> Information shown:
********

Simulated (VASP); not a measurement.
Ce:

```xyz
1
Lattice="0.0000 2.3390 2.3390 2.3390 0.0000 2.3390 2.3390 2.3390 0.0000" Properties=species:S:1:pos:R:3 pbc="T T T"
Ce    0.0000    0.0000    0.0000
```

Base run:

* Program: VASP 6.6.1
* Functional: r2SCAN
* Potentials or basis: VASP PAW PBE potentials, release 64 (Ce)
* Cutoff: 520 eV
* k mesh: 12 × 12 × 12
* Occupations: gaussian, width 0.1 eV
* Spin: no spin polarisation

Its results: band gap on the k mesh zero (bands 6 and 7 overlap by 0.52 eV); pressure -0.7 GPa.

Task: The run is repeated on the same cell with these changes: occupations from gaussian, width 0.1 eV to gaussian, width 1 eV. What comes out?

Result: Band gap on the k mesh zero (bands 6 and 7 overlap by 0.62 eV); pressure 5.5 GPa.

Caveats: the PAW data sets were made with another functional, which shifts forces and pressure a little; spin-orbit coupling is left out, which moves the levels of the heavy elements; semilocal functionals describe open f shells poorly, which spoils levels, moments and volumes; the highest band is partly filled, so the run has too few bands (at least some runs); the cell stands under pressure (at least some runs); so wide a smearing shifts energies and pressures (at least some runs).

********

> Work request: Begin with the line that has "Occupations: gaussian, width 0.1 eV" in the listing above and end after the line that has "Result: Band gap"; output those lines exactly.

> Exercise output:
* Occupations: gaussian, width 0.1 eV
* Spin: no spin polarisation

Its results: band gap on the k mesh zero (bands 6 and 7 overlap by 0.52 eV); pressure -0.7 GPa.

Task: The run is repeated on the same cell with these changes: occupations from gaussian, width 0.1 eV to gaussian, width 1 eV. What comes out?

Result: Band gap on the k mesh zero (bands 6 and 7 overlap by 0.62 eV); pressure 5.5 GPa.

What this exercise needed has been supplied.